- EXERCISE: What you return must be an exact copy of the lines in the listing below between the line holding "683842 | -33 | -68 |" and the line holding "1479420 | +32 | +276 |", inclusive, and nothing more.

- SUPPLIED ENTRIES:
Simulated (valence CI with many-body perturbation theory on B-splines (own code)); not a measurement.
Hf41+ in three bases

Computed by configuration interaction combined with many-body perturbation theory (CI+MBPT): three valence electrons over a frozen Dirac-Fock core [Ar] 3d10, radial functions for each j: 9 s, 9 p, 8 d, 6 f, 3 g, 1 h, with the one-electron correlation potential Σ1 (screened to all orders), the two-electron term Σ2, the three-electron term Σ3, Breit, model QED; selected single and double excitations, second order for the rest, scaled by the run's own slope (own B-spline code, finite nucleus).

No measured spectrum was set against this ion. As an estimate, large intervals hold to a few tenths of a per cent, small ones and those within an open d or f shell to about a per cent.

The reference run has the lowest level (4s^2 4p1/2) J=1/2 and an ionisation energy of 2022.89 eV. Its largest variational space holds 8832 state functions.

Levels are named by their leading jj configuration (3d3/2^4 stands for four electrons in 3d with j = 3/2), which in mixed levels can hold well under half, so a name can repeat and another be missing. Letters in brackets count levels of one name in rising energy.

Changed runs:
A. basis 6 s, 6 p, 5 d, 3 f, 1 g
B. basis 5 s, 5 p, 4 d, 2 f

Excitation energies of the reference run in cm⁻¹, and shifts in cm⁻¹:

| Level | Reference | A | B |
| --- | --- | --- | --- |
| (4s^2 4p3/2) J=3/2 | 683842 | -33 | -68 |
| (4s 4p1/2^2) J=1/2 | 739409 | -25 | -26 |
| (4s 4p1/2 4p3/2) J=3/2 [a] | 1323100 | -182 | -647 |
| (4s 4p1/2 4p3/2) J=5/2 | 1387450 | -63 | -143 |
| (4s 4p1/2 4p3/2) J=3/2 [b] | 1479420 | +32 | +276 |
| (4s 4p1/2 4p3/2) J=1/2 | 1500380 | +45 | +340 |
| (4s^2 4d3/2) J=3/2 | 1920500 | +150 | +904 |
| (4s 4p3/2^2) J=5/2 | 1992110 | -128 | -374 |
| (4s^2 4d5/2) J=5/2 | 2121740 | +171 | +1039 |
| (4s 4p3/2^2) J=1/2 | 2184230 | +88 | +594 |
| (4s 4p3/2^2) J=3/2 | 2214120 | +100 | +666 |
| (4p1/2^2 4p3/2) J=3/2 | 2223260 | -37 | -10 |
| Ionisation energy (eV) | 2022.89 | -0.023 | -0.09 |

- TASK RESPONSE:
| (4s^2 4p3/2) J=3/2 | 683842 | -33 | -68 |
| (4s 4p1/2^2) J=1/2 | 739409 | -25 | -26 |
| (4s 4p1/2 4p3/2) J=3/2 [a] | 1323100 | -182 | -647 |
| (4s 4p1/2 4p3/2) J=5/2 | 1387450 | -63 | -143 |
| (4s 4p1/2 4p3/2) J=3/2 [b] | 1479420 | +32 | +276 |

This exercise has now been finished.